▸ WORK INSTRUCTION
Transcribe each record exactly. Include every one.

▸ DATA PROVIDED
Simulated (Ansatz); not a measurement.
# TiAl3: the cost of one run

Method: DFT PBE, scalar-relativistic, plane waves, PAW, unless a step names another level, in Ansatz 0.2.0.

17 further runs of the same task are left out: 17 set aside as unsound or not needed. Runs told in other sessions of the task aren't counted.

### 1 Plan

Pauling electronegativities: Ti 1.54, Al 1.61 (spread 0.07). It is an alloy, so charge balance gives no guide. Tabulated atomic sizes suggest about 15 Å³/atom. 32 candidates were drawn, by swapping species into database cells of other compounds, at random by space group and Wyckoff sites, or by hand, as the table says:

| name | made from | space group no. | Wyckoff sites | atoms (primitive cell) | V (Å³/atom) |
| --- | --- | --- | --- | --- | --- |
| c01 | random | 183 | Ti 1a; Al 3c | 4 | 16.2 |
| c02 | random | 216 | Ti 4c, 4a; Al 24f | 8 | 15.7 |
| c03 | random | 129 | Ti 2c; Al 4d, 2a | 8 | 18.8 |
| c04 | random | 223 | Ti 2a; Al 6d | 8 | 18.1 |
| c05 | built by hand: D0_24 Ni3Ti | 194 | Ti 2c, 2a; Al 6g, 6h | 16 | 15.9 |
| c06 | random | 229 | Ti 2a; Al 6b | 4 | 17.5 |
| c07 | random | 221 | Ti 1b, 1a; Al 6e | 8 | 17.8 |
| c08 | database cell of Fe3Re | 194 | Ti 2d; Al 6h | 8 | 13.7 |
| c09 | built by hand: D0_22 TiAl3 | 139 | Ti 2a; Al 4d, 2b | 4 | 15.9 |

▸ REPLY
Simulated (Ansatz); not a measurement.
# TiAl3: the cost of one run

Method: DFT PBE, scalar-relativistic, plane waves, PAW, unless a step names another level, in Ansatz 0.2.0.

17 further runs of the same task are left out: 17 set aside as unsound or not needed. Runs told in other sessions of the task aren't counted.

### 1 Plan

Pauling electronegativities: Ti 1.54, Al 1.61 (spread 0.07). It is an alloy, so charge balance gives no guide. Tabulated atomic sizes suggest about 15 Å³/atom. 32 candidates were drawn, by swapping species into database cells of other compounds, at random by space group and Wyckoff sites, or by hand, as the table says:

| name | made from | space group no. | Wyckoff sites | atoms (primitive cell) | V (Å³/atom) |
| --- | --- | --- | --- | --- | --- |
| c01 | random | 183 | Ti 1a; Al 3c | 4 | 16.2 |
| c02 | random | 216 | Ti 4c, 4a; Al 24f | 8 | 15.7 |
| c03 | random | 129 | Ti 2c; Al 4d, 2a | 8 | 18.8 |
| c04 | random | 223 | Ti 2a; Al 6d | 8 | 18.1 |
| c05 | built by hand: D0_24 Ni3Ti | 194 | Ti 2c, 2a; Al 6g, 6h | 16 | 15.9 |
| c06 | random | 229 | Ti 2a; Al 6b | 4 | 17.5 |
| c07 | random | 221 | Ti 1b, 1a; Al 6e | 8 | 17.8 |
| c08 | database cell of Fe3Re | 194 | Ti 2d; Al 6h | 8 | 13.7 |
| c09 | built by hand: D0_22 TiAl3 | 139 | Ti 2a; Al 4d, 2b | 4 | 15.9 |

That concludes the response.